** Opening Dataset block **
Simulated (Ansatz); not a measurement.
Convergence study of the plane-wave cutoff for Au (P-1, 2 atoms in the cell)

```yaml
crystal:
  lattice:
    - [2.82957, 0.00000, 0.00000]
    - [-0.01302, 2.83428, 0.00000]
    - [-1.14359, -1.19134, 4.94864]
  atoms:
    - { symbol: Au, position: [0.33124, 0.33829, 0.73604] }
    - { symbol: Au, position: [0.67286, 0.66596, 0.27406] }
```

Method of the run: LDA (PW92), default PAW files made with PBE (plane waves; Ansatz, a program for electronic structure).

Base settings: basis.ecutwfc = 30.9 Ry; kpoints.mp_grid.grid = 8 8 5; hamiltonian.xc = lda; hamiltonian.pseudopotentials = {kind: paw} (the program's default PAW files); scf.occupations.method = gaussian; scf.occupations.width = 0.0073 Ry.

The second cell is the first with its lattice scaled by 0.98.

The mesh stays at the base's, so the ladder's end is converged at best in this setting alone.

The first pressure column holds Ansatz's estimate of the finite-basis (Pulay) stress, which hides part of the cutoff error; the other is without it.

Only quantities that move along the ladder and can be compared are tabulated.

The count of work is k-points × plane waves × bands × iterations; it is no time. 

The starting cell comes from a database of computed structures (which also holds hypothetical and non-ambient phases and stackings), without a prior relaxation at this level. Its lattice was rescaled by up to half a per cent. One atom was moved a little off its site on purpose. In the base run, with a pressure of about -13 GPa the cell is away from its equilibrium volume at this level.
** Closing Dataset block **

Assigned task: Nothing may be left out: return each entry exactly as it reads.

Result:
Simulated (Ansatz); not a measurement.
Convergence study of the plane-wave cutoff for Au (P-1, 2 atoms in the cell)

```yaml
crystal:
  lattice:
    - [2.82957, 0.00000, 0.00000]
    - [-0.01302, 2.83428, 0.00000]
    - [-1.14359, -1.19134, 4.94864]
  atoms:
    - { symbol: Au, position: [0.33124, 0.33829, 0.73604] }
    - { symbol: Au, position: [0.67286, 0.66596, 0.27406] }
```

Method of the run: LDA (PW92), default PAW files made with PBE (plane waves; Ansatz, a program for electronic structure).

Base settings: basis.ecutwfc = 30.9 Ry; kpoints.mp_grid.grid = 8 8 5; hamiltonian.xc = lda; hamiltonian.pseudopotentials = {kind: paw} (the program's default PAW files); scf.occupations.method = gaussian; scf.occupations.width = 0.0073 Ry.

The second cell is the first with its lattice scaled by 0.98.

The mesh stays at the base's, so the ladder's end is converged at best in this setting alone.

The first pressure column holds Ansatz's estimate of the finite-basis (Pulay) stress, which hides part of the cutoff error; the other is without it.

Only quantities that move along the ladder and can be compared are tabulated.

The count of work is k-points × plane waves × bands × iterations; it is no time. 

The starting cell comes from a database of computed structures (which also holds hypothetical and non-ambient phases and stackings), without a prior relaxation at this level. Its lattice was rescaled by up to half a per cent. One atom was moved a little off its site on purpose. In the base run, with a pressure of about -13 GPa the cell is away from its equilibrium volume at this level.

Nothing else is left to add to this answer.